Assignment
Could you repeat every record exactly as it appears?

Record excerpts
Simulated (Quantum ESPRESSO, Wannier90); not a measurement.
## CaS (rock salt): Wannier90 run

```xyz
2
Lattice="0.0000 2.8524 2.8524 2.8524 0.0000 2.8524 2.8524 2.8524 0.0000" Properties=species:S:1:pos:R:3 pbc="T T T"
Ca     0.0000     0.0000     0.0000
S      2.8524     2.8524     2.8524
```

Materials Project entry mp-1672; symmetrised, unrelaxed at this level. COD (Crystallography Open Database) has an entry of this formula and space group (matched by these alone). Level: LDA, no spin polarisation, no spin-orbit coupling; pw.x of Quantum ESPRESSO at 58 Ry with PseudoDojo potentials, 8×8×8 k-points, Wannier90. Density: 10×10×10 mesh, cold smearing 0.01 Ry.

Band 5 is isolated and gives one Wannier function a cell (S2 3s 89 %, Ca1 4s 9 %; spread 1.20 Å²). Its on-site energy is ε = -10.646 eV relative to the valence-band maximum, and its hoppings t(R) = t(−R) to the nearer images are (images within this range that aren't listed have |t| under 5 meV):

Exercise output
Simulated (Quantum ESPRESSO, Wannier90); not a measurement.
## CaS (rock salt): Wannier90 run

```xyz
2
Lattice="0.0000 2.8524 2.8524 2.8524 0.0000 2.8524 2.8524 2.8524 0.0000" Properties=species:S:1:pos:R:3 pbc="T T T"
Ca     0.0000     0.0000     0.0000
S      2.8524     2.8524     2.8524
```

Materials Project entry mp-1672; symmetrised, unrelaxed at this level. COD (Crystallography Open Database) has an entry of this formula and space group (matched by these alone). Level: LDA, no spin polarisation, no spin-orbit coupling; pw.x of Quantum ESPRESSO at 58 Ry with PseudoDojo potentials, 8×8×8 k-points, Wannier90. Density: 10×10×10 mesh, cold smearing 0.01 Ry.

Band 5 is isolated and gives one Wannier function a cell (S2 3s 89 %, Ca1 4s 9 %; spread 1.20 Å²). Its on-site energy is ε = -10.646 eV relative to the valence-band maximum, and its hoppings t(R) = t(−R) to the nearer images are (images within this range that aren't listed have |t| under 5 meV):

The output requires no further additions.